▸ **Information supplied**
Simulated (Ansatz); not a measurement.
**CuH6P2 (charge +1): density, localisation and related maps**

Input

▸ **Work order**
All of the data above should be transcribed exactly.

▸ **Task response**
Simulated (Ansatz); not a measurement.
**CuH6P2 (charge +1): density, localisation and related maps**

Input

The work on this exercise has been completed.